Copy out each record below, exactly as given.

SUPPLIED INFORMATION.
*****
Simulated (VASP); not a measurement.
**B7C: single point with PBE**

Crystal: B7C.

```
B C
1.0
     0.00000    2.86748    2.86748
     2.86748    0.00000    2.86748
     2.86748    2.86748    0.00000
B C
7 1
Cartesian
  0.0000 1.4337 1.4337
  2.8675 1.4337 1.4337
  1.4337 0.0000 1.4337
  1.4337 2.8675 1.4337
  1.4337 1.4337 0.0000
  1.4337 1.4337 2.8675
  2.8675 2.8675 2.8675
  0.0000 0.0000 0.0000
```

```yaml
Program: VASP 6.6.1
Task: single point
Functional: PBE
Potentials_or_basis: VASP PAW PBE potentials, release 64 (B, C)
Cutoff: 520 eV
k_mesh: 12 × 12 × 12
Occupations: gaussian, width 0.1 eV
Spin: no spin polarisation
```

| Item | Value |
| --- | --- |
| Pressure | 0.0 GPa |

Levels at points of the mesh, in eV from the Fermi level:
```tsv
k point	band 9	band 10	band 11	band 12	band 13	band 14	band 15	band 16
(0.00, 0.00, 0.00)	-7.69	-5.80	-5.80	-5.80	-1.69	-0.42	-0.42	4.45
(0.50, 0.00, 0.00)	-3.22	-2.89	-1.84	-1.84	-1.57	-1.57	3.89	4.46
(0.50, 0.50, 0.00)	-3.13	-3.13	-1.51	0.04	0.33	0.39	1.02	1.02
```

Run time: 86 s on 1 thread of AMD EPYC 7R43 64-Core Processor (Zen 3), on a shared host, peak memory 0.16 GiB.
*****

RESULT.
Simulated (VASP); not a measurement.
**B7C: single point with PBE**

Crystal: B7C.

```
B C
1.0
     0.00000    2.86748    2.86748
     2.86748    0.00000    2.86748
     2.86748    2.86748    0.00000
B C
7 1
Cartesian
  0.0000 1.4337 1.4337
  2.8675 1.4337 1.4337
  1.4337 0.0000 1.4337
  1.4337 2.8675 1.4337
  1.4337 1.4337 0.0000
  1.4337 1.4337 2.8675
  2.8675 2.8675 2.8675
  0.0000 0.0000 0.0000
```

```yaml
Program: VASP 6.6.1
Task: single point
Functional: PBE
Potentials_or_basis: VASP PAW PBE potentials, release 64 (B, C)
Cutoff: 520 eV
k_mesh: 12 × 12 × 12
Occupations: gaussian, width 0.1 eV
Spin: no spin polarisation
```

| Item | Value |
| --- | --- |
| Pressure | 0.0 GPa |

Levels at points of the mesh, in eV from the Fermi level:
```tsv
k point	band 9	band 10	band 11	band 12	band 13	band 14	band 15	band 16
(0.00, 0.00, 0.00)	-7.69	-5.80	-5.80	-5.80	-1.69	-0.42	-0.42	4.45
(0.50, 0.00, 0.00)	-3.22	-2.89	-1.84	-1.84	-1.57	-1.57	3.89	4.46
(0.50, 0.50, 0.00)	-3.13	-3.13	-1.51	0.04	0.33	0.39	1.02	1.02
```

Run time: 86 s on 1 thread of AMD EPYC 7R43 64-Core Processor (Zen 3), on a shared host, peak memory 0.16 GiB.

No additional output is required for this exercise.